══════════════════════════════
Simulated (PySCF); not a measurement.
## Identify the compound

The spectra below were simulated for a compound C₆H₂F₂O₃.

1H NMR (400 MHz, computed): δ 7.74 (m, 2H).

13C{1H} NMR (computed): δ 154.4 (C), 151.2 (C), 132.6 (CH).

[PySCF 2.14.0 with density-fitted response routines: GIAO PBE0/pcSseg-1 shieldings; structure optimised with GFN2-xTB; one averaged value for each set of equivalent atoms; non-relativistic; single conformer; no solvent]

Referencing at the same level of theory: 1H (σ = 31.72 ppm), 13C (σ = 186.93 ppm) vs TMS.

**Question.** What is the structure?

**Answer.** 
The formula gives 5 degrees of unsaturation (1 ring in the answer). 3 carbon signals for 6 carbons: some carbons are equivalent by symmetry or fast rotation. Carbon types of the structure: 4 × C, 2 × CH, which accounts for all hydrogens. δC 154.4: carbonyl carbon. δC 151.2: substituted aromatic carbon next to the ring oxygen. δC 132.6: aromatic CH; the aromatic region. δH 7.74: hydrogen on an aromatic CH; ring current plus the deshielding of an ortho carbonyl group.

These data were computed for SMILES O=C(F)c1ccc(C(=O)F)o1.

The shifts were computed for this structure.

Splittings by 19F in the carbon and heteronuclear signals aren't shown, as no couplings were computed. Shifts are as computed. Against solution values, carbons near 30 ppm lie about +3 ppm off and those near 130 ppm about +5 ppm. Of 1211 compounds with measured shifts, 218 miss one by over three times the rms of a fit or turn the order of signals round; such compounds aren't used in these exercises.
══════════════════════════════

→ **Required action**:
The answer is the full set of records above, repeated exactly.

→ **Your solution**:
Simulated (PySCF); not a measurement.
## Identify the compound

The spectra below were simulated for a compound C₆H₂F₂O₃.

1H NMR (400 MHz, computed): δ 7.74 (m, 2H).

13C{1H} NMR (computed): δ 154.4 (C), 151.2 (C), 132.6 (CH).

[PySCF 2.14.0 with density-fitted response routines: GIAO PBE0/pcSseg-1 shieldings; structure optimised with GFN2-xTB; one averaged value for each set of equivalent atoms; non-relativistic; single conformer; no solvent]

Referencing at the same level of theory: 1H (σ = 31.72 ppm), 13C (σ = 186.93 ppm) vs TMS.

**Question.** What is the structure?

**Answer.** 
The formula gives 5 degrees of unsaturation (1 ring in the answer). 3 carbon signals for 6 carbons: some carbons are equivalent by symmetry or fast rotation. Carbon types of the structure: 4 × C, 2 × CH, which accounts for all hydrogens. δC 154.4: carbonyl carbon. δC 151.2: substituted aromatic carbon next to the ring oxygen. δC 132.6: aromatic CH; the aromatic region. δH 7.74: hydrogen on an aromatic CH; ring current plus the deshielding of an ortho carbonyl group.

These data were computed for SMILES O=C(F)c1ccc(C(=O)F)o1.

The shifts were computed for this structure.

Splittings by 19F in the carbon and heteronuclear signals aren't shown, as no couplings were computed. Shifts are as computed. Against solution values, carbons near 30 ppm lie about +3 ppm off and those near 130 ppm about +5 ppm. Of 1211 compounds with measured shifts, 218 miss one by over three times the rms of a fit or turn the order of signals round; such compounds aren't used in these exercises.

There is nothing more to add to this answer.